With the line that contains "Potentials or basis: VASP" as the final line, return every line from the start of the data below exactly.

· · · · ·

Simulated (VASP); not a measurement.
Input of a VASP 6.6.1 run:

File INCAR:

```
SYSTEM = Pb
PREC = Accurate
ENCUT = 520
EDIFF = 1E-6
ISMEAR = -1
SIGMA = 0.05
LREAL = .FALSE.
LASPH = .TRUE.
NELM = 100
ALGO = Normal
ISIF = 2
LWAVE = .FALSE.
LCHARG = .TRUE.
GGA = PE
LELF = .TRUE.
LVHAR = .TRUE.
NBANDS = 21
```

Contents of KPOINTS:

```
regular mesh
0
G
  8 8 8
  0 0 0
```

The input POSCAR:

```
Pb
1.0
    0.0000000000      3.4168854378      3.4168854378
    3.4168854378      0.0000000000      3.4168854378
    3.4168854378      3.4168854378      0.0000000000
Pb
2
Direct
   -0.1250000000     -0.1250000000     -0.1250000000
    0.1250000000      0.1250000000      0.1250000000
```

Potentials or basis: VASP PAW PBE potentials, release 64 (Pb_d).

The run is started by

· · · · ·

Task output:
Simulated (VASP); not a measurement.
Input of a VASP 6.6.1 run:

File INCAR:

```
SYSTEM = Pb
PREC = Accurate
ENCUT = 520
EDIFF = 1E-6
ISMEAR = -1
SIGMA = 0.05
LREAL = .FALSE.
LASPH = .TRUE.
NELM = 100
ALGO = Normal
ISIF = 2
LWAVE = .FALSE.
LCHARG = .TRUE.
GGA = PE
LELF = .TRUE.
LVHAR = .TRUE.
NBANDS = 21
```

Contents of KPOINTS:

```
regular mesh
0
G
  8 8 8
  0 0 0
```

The input POSCAR:

```
Pb
1.0
    0.0000000000      3.4168854378      3.4168854378
    3.4168854378      0.0000000000      3.4168854378
    3.4168854378      3.4168854378      0.0000000000
Pb
2
Direct
   -0.1250000000     -0.1250000000     -0.1250000000
    0.1250000000      0.1250000000      0.1250000000
```

Potentials or basis: VASP PAW PBE potentials, release 64 (Pb_d).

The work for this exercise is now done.